*Available data:*
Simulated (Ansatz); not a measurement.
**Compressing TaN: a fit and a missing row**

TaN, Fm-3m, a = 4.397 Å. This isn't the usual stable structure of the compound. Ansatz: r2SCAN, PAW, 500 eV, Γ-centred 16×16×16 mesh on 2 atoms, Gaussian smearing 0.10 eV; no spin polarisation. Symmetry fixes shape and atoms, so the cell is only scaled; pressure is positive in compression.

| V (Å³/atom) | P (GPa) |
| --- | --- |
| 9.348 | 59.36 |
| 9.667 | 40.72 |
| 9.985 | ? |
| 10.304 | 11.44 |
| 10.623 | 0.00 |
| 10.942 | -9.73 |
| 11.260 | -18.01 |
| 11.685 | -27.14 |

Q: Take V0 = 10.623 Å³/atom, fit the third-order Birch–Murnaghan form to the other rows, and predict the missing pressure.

*Activity:* Set out the records again, exactly as they appear above.

*Exercise solution:*
Simulated (Ansatz); not a measurement.
**Compressing TaN: a fit and a missing row**

TaN, Fm-3m, a = 4.397 Å. This isn't the usual stable structure of the compound. Ansatz: r2SCAN, PAW, 500 eV, Γ-centred 16×16×16 mesh on 2 atoms, Gaussian smearing 0.10 eV; no spin polarisation. Symmetry fixes shape and atoms, so the cell is only scaled; pressure is positive in compression.

| V (Å³/atom) | P (GPa) |
| --- | --- |
| 9.348 | 59.36 |
| 9.667 | 40.72 |
| 9.985 | ? |
| 10.304 | 11.44 |
| 10.623 | 0.00 |
| 10.942 | -9.73 |
| 11.260 | -18.01 |
| 11.685 | -27.14 |

Q: Take V0 = 10.623 Å³/atom, fit the third-order Birch–Murnaghan form to the other rows, and predict the missing pressure.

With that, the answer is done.